● The data:
============================================================

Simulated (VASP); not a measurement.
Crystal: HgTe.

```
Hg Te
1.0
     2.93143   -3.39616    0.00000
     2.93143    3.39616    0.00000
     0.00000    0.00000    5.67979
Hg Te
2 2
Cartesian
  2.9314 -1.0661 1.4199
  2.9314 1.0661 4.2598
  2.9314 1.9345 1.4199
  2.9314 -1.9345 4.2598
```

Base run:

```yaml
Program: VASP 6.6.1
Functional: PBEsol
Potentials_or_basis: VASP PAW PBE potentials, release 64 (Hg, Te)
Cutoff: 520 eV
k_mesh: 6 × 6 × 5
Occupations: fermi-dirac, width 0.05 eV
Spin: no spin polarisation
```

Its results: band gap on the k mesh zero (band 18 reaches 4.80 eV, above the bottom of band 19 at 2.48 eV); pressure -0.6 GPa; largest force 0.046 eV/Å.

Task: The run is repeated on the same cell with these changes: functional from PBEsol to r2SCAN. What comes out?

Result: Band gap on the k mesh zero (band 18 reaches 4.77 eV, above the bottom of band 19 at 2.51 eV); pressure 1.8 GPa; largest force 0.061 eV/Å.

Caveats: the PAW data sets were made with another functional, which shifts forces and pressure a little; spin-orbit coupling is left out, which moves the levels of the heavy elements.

============================================================

● Task item:
All of the material is to be retyped verbatim.

● Response box:
Simulated (VASP); not a measurement.
Crystal: HgTe.

```
Hg Te
1.0
     2.93143   -3.39616    0.00000
     2.93143    3.39616    0.00000
     0.00000    0.00000    5.67979
Hg Te
2 2
Cartesian
  2.9314 -1.0661 1.4199
  2.9314 1.0661 4.2598
  2.9314 1.9345 1.4199
  2.9314 -1.9345 4.2598
```

Base run:

```yaml
Program: VASP 6.6.1
Functional: PBEsol
Potentials_or_basis: VASP PAW PBE potentials, release 64 (Hg, Te)
Cutoff: 520 eV
k_mesh: 6 × 6 × 5
Occupations: fermi-dirac, width 0.05 eV
Spin: no spin polarisation
```

Its results: band gap on the k mesh zero (band 18 reaches 4.80 eV, above the bottom of band 19 at 2.48 eV); pressure -0.6 GPa; largest force 0.046 eV/Å.

Task: The run is repeated on the same cell with these changes: functional from PBEsol to r2SCAN. What comes out?

Result: Band gap on the k mesh zero (band 18 reaches 4.77 eV, above the bottom of band 19 at 2.51 eV); pressure 1.8 GPa; largest force 0.061 eV/Å.

Caveats: the PAW data sets were made with another functional, which shifts forces and pressure a little; spin-orbit coupling is left out, which moves the levels of the heavy elements.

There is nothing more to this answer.